BEGIN Record extracts

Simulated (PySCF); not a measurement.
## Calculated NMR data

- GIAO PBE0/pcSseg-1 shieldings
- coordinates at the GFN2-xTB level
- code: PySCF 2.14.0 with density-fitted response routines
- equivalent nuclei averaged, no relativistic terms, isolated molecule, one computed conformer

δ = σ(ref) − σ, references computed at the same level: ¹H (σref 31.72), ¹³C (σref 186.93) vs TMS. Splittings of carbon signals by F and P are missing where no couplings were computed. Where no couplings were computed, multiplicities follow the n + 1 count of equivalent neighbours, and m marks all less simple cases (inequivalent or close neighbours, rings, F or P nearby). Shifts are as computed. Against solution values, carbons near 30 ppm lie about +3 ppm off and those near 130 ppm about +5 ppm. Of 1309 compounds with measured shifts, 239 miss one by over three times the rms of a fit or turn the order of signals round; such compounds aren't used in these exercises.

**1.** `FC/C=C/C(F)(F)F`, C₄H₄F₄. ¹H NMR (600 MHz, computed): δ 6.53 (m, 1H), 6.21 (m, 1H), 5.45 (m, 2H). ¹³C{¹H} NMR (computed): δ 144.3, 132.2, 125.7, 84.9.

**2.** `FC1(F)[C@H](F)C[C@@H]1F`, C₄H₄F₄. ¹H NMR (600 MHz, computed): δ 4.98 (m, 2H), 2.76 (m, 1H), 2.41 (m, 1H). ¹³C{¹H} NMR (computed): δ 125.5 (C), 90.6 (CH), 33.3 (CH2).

END Record extracts

Work request:
In the data above, find the line that contains "132.2, 125.7, 84.9.", then reproduce exactly every line from the first line through that line.

Task solution:
Simulated (PySCF); not a measurement.
## Calculated NMR data

- GIAO PBE0/pcSseg-1 shieldings
- coordinates at the GFN2-xTB level
- code: PySCF 2.14.0 with density-fitted response routines
- equivalent nuclei averaged, no relativistic terms, isolated molecule, one computed conformer

δ = σ(ref) − σ, references computed at the same level: ¹H (σref 31.72), ¹³C (σref 186.93) vs TMS. Splittings of carbon signals by F and P are missing where no couplings were computed. Where no couplings were computed, multiplicities follow the n + 1 count of equivalent neighbours, and m marks all less simple cases (inequivalent or close neighbours, rings, F or P nearby). Shifts are as computed. Against solution values, carbons near 30 ppm lie about +3 ppm off and those near 130 ppm about +5 ppm. Of 1309 compounds with measured shifts, 239 miss one by over three times the rms of a fit or turn the order of signals round; such compounds aren't used in these exercises.

**1.** `FC/C=C/C(F)(F)F`, C₄H₄F₄. ¹H NMR (600 MHz, computed): δ 6.53 (m, 1H), 6.21 (m, 1H), 5.45 (m, 2H). ¹³C{¹H} NMR (computed): δ 144.3, 132.2, 125.7, 84.9.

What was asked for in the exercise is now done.